DATA SHOWN =
******

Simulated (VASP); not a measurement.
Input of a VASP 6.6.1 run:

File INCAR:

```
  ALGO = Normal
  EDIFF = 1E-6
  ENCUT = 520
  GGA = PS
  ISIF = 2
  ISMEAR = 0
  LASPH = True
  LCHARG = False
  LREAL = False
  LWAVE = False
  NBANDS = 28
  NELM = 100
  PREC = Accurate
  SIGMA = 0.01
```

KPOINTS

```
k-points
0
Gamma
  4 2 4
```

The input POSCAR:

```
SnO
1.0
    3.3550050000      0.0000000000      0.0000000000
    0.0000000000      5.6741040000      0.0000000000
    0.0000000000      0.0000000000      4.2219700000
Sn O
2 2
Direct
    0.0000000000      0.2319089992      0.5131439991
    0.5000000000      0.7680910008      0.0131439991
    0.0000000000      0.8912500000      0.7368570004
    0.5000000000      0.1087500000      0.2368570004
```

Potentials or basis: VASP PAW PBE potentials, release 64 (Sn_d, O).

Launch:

******

WORK ITEM =
Print all the material, keeping every line identical to the original.

WRITTEN RESPONSE =
Simulated (VASP); not a measurement.
Input of a VASP 6.6.1 run:

File INCAR:

```
  ALGO = Normal
  EDIFF = 1E-6
  ENCUT = 520
  GGA = PS
  ISIF = 2
  ISMEAR = 0
  LASPH = True
  LCHARG = False
  LREAL = False
  LWAVE = False
  NBANDS = 28
  NELM = 100
  PREC = Accurate
  SIGMA = 0.01
```

KPOINTS

```
k-points
0
Gamma
  4 2 4
```

The input POSCAR:

```
SnO
1.0
    3.3550050000      0.0000000000      0.0000000000
    0.0000000000      5.6741040000      0.0000000000
    0.0000000000      0.0000000000      4.2219700000
Sn O
2 2
Direct
    0.0000000000      0.2319089992      0.5131439991
    0.5000000000      0.7680910008      0.0131439991
    0.0000000000      0.8912500000      0.7368570004
    0.5000000000      0.1087500000      0.2368570004
```

Potentials or basis: VASP PAW PBE potentials, release 64 (Sn_d, O).

Launch:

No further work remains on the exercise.